__Task item__. Return only the lines of the listing below that run from the line with "The structure of" through the line with "Caveat: the cell stands under pressure.", both ends included, exactly as written.

__Source data__.
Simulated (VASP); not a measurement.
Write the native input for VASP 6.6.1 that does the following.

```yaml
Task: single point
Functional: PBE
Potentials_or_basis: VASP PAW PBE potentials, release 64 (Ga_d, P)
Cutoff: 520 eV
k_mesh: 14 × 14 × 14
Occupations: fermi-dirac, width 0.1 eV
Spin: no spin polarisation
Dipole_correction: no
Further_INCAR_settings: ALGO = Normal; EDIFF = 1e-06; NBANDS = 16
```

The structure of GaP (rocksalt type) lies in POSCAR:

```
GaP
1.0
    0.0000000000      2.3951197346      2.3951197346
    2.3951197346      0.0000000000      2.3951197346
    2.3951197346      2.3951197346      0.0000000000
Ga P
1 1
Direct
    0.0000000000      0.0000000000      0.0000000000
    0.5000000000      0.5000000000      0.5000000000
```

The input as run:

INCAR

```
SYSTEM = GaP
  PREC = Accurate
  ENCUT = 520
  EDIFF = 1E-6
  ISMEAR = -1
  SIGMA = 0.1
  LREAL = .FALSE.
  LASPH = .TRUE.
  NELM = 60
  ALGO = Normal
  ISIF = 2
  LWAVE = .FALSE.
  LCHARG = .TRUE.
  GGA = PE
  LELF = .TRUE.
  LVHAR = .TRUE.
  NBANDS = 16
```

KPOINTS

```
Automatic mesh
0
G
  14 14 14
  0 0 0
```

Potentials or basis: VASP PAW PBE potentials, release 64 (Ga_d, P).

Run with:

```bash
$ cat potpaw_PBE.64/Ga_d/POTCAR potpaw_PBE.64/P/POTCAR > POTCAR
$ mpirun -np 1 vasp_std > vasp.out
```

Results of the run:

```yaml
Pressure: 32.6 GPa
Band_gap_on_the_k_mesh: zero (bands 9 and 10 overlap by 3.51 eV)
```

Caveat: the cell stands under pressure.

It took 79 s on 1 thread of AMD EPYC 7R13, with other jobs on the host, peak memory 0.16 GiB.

__Answer box__.
The structure of GaP (rocksalt type) lies in POSCAR:

```
GaP
1.0
    0.0000000000      2.3951197346      2.3951197346
    2.3951197346      0.0000000000      2.3951197346
    2.3951197346      2.3951197346      0.0000000000
Ga P
1 1
Direct
    0.0000000000      0.0000000000      0.0000000000
    0.5000000000      0.5000000000      0.5000000000
```

The input as run:

INCAR

```
SYSTEM = GaP
  PREC = Accurate
  ENCUT = 520
  EDIFF = 1E-6
  ISMEAR = -1
  SIGMA = 0.1
  LREAL = .FALSE.
  LASPH = .TRUE.
  NELM = 60
  ALGO = Normal
  ISIF = 2
  LWAVE = .FALSE.
  LCHARG = .TRUE.
  GGA = PE
  LELF = .TRUE.
  LVHAR = .TRUE.
  NBANDS = 16
```

KPOINTS

```
Automatic mesh
0
G
  14 14 14
  0 0 0
```

Potentials or basis: VASP PAW PBE potentials, release 64 (Ga_d, P).

Run with:

```bash
$ cat potpaw_PBE.64/Ga_d/POTCAR potpaw_PBE.64/P/POTCAR > POTCAR
$ mpirun -np 1 vasp_std > vasp.out
```

Results of the run:

```yaml
Pressure: 32.6 GPa
Band_gap_on_the_k_mesh: zero (bands 9 and 10 overlap by 3.51 eV)
```

Caveat: the cell stands under pressure.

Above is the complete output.